> [Brief]: In the material below, find the line that contains "What the diffuse" and the line that contains "- 6-311G** to", then write out exactly those two lines and everything between them.

┌──
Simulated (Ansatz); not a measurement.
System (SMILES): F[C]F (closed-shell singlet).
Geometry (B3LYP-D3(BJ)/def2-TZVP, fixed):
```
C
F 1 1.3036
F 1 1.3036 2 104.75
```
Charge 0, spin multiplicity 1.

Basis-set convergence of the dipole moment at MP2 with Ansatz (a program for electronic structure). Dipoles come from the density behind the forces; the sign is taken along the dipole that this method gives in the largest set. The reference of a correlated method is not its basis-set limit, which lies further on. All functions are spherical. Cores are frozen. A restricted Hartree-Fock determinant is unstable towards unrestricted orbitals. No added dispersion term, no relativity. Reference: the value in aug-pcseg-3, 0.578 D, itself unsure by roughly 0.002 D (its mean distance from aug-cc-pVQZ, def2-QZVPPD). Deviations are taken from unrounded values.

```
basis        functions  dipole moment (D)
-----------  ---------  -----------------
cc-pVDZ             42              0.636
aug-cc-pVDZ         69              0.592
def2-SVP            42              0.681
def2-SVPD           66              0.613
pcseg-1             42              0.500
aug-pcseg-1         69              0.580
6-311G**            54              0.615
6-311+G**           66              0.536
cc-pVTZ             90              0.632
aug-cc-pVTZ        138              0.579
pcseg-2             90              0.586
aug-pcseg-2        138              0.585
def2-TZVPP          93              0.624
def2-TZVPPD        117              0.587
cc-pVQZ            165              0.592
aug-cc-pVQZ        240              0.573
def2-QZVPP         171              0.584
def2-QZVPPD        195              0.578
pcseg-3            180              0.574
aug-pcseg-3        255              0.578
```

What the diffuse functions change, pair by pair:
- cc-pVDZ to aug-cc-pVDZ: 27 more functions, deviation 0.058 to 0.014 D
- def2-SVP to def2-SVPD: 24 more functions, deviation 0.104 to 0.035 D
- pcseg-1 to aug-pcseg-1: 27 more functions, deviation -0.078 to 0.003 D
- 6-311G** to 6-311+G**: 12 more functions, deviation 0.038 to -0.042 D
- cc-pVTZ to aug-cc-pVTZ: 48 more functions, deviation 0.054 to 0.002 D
└──

> [Exercise solution]:
What the diffuse functions change, pair by pair:
- cc-pVDZ to aug-cc-pVDZ: 27 more functions, deviation 0.058 to 0.014 D
- def2-SVP to def2-SVPD: 24 more functions, deviation 0.104 to 0.035 D
- pcseg-1 to aug-pcseg-1: 27 more functions, deviation -0.078 to 0.003 D
- 6-311G** to 6-311+G**: 12 more functions, deviation 0.038 to -0.042 D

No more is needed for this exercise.